• [WORK ITEM]:
In the entries that follow, find the line containing "Transport runs along", then output exactly every line from the first through that one.

------ SOURCE MATERIAL

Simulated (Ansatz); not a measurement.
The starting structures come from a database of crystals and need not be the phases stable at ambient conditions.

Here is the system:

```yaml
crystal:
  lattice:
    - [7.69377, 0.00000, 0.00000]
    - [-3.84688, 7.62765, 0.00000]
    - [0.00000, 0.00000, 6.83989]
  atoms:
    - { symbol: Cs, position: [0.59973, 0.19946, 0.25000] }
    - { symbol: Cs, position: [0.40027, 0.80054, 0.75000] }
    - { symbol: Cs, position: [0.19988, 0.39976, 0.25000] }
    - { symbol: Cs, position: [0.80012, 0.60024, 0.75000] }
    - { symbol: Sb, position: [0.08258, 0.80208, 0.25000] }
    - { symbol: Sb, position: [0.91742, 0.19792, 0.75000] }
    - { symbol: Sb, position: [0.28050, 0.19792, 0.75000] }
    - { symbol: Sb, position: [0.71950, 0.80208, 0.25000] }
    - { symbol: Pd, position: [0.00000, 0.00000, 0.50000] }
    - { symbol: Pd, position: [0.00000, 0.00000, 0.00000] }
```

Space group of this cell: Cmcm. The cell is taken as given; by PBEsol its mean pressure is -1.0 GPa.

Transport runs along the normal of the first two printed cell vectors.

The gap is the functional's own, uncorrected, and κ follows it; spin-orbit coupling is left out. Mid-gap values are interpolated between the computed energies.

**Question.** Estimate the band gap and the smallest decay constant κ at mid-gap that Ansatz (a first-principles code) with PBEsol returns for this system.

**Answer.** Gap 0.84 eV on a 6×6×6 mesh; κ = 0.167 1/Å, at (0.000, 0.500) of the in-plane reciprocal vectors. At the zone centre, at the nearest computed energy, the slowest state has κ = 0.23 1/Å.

------------

• [WRITTEN SOLUTION]:
Simulated (Ansatz); not a measurement.
The starting structures come from a database of crystals and need not be the phases stable at ambient conditions.

Here is the system:

```yaml
crystal:
  lattice:
    - [7.69377, 0.00000, 0.00000]
    - [-3.84688, 7.62765, 0.00000]
    - [0.00000, 0.00000, 6.83989]
  atoms:
    - { symbol: Cs, position: [0.59973, 0.19946, 0.25000] }
    - { symbol: Cs, position: [0.40027, 0.80054, 0.75000] }
    - { symbol: Cs, position: [0.19988, 0.39976, 0.25000] }
    - { symbol: Cs, position: [0.80012, 0.60024, 0.75000] }
    - { symbol: Sb, position: [0.08258, 0.80208, 0.25000] }
    - { symbol: Sb, position: [0.91742, 0.19792, 0.75000] }
    - { symbol: Sb, position: [0.28050, 0.19792, 0.75000] }
    - { symbol: Sb, position: [0.71950, 0.80208, 0.25000] }
    - { symbol: Pd, position: [0.00000, 0.00000, 0.50000] }
    - { symbol: Pd, position: [0.00000, 0.00000, 0.00000] }
```

Space group of this cell: Cmcm. The cell is taken as given; by PBEsol its mean pressure is -1.0 GPa.

Transport runs along the normal of the first two printed cell vectors.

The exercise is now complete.